_Work request_.
Set down each line of the data below exactly.

_Extracted data_.
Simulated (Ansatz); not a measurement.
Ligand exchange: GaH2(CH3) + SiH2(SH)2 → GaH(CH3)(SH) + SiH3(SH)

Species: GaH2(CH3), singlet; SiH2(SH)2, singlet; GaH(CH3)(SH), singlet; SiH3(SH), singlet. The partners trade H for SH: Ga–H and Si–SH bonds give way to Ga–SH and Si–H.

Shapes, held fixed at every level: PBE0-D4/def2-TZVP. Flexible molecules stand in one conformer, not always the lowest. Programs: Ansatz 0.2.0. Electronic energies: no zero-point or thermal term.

_Answer section_.
Simulated (Ansatz); not a measurement.
Ligand exchange: GaH2(CH3) + SiH2(SH)2 → GaH(CH3)(SH) + SiH3(SH)

Species: GaH2(CH3), singlet; SiH2(SH)2, singlet; GaH(CH3)(SH), singlet; SiH3(SH), singlet. The partners trade H for SH: Ga–H and Si–SH bonds give way to Ga–SH and Si–H.

Shapes, held fixed at every level: PBE0-D4/def2-TZVP. Flexible molecules stand in one conformer, not always the lowest. Programs: Ansatz 0.2.0. Electronic energies: no zero-point or thermal term.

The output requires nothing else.